(Work order):
Word for word, copy every line of the data.

########
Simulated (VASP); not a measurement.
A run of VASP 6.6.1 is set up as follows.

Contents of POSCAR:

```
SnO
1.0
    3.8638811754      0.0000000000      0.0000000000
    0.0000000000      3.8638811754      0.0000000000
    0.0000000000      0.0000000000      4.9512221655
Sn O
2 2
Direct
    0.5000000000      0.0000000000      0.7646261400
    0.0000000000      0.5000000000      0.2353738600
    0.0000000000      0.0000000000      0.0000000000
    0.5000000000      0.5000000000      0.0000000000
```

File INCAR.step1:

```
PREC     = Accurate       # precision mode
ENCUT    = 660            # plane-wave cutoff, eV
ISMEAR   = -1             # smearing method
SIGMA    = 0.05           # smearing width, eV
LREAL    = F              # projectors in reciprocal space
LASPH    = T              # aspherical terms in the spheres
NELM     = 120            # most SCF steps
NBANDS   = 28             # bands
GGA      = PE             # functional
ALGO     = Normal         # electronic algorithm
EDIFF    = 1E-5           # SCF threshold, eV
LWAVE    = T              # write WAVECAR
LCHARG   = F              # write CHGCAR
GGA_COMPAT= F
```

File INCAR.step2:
########

(Response box):
Simulated (VASP); not a measurement.
A run of VASP 6.6.1 is set up as follows.

Contents of POSCAR:

```
SnO
1.0
    3.8638811754      0.0000000000      0.0000000000
    0.0000000000      3.8638811754      0.0000000000
    0.0000000000      0.0000000000      4.9512221655
Sn O
2 2
Direct
    0.5000000000      0.0000000000      0.7646261400
    0.0000000000      0.5000000000      0.2353738600
    0.0000000000      0.0000000000      0.0000000000
    0.5000000000      0.5000000000      0.0000000000
```

File INCAR.step1:

```
PREC     = Accurate       # precision mode
ENCUT    = 660            # plane-wave cutoff, eV
ISMEAR   = -1             # smearing method
SIGMA    = 0.05           # smearing width, eV
LREAL    = F              # projectors in reciprocal space
LASPH    = T              # aspherical terms in the spheres
NELM     = 120            # most SCF steps
NBANDS   = 28             # bands
GGA      = PE             # functional
ALGO     = Normal         # electronic algorithm
EDIFF    = 1E-5           # SCF threshold, eV
LWAVE    = T              # write WAVECAR
LCHARG   = F              # write CHGCAR
GGA_COMPAT= F
```

File INCAR.step2:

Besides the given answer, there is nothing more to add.